## Work order
Give back exactly the lines of the material below, starting with the line with "Forces in eV/Å, atoms" and going on through the line with "37 | band 38 |".

>>>

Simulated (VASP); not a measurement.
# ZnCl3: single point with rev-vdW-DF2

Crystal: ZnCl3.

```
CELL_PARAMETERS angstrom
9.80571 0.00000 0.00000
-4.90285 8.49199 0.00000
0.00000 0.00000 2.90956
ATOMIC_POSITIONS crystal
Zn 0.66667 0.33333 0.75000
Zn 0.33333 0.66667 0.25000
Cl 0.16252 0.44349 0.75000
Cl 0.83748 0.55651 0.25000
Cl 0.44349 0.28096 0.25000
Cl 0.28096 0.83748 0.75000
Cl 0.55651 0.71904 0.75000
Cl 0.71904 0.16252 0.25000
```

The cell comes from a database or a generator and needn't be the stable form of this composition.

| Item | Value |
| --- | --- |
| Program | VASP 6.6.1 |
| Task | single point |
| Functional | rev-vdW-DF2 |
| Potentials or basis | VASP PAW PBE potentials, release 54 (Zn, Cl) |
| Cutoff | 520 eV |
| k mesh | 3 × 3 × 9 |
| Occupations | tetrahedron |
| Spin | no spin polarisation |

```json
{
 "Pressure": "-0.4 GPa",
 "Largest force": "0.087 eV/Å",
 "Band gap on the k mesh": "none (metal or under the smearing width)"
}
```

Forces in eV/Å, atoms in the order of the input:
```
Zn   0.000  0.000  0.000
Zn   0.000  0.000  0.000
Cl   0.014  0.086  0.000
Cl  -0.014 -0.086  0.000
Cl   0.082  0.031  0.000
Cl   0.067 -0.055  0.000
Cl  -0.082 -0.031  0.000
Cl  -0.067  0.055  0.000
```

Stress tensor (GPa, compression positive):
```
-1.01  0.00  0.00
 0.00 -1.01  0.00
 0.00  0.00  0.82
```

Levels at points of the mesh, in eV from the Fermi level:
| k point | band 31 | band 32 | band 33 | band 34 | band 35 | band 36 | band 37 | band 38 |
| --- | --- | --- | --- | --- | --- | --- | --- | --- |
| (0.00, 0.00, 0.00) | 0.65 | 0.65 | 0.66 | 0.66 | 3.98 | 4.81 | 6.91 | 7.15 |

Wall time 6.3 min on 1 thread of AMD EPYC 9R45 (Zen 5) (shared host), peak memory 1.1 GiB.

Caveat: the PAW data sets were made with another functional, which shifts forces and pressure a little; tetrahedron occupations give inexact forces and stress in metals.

<<<

## Reply
Forces in eV/Å, atoms in the order of the input:
```
Zn   0.000  0.000  0.000
Zn   0.000  0.000  0.000
Cl   0.014  0.086  0.000
Cl  -0.014 -0.086  0.000
Cl   0.082  0.031  0.000
Cl   0.067 -0.055  0.000
Cl  -0.082 -0.031  0.000
Cl  -0.067  0.055  0.000
```

Stress tensor (GPa, compression positive):
```
-1.01  0.00  0.00
 0.00 -1.01  0.00
 0.00  0.00  0.82
```

Levels at points of the mesh, in eV from the Fermi level:
| k point | band 31 | band 32 | band 33 | band 34 | band 35 | band 36 | band 37 | band 38 |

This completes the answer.